(ASSIGNED TASK)
The required output is the complete data, repeated without alteration.

(PROVIDED MATERIAL)
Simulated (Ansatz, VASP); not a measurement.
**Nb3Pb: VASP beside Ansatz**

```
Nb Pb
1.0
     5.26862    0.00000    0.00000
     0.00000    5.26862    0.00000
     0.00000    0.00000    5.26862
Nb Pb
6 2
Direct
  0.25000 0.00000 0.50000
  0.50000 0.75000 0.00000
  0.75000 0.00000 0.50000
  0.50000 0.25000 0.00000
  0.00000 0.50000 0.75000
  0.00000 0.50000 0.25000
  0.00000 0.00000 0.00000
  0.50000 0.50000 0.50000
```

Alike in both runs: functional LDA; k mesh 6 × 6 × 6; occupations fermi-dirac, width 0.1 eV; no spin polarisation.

(SOLUTION)
Simulated (Ansatz, VASP); not a measurement.
**Nb3Pb: VASP beside Ansatz**

```
Nb Pb
1.0
     5.26862    0.00000    0.00000
     0.00000    5.26862    0.00000
     0.00000    0.00000    5.26862
Nb Pb
6 2
Direct
  0.25000 0.00000 0.50000
  0.50000 0.75000 0.00000
  0.75000 0.00000 0.50000
  0.50000 0.25000 0.00000
  0.00000 0.50000 0.75000
  0.00000 0.50000 0.25000
  0.00000 0.00000 0.00000
  0.50000 0.50000 0.50000
```

Alike in both runs: functional LDA; k mesh 6 × 6 × 6; occupations fermi-dirac, width 0.1 eV; no spin polarisation.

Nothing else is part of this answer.